[Work request]
In the listing below, find the line holding "The parent structure" and the line holding "It is then changed". Write out those two lines and all lines between, exactly, and nothing more.

[Supplied material]
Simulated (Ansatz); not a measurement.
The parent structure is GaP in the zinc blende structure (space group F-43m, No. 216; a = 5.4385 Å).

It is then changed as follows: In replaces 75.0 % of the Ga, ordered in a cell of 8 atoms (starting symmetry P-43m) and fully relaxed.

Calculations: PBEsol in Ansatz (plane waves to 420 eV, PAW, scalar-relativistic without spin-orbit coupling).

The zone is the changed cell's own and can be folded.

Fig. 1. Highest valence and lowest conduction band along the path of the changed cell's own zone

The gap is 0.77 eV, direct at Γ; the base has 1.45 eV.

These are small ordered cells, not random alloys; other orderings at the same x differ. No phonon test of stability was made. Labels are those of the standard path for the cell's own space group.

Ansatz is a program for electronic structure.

[Exercise output]
The parent structure is GaP in the zinc blende structure (space group F-43m, No. 216; a = 5.4385 Å).

It is then changed as follows: In replaces 75.0 % of the Ga, ordered in a cell of 8 atoms (starting symmetry P-43m) and fully relaxed.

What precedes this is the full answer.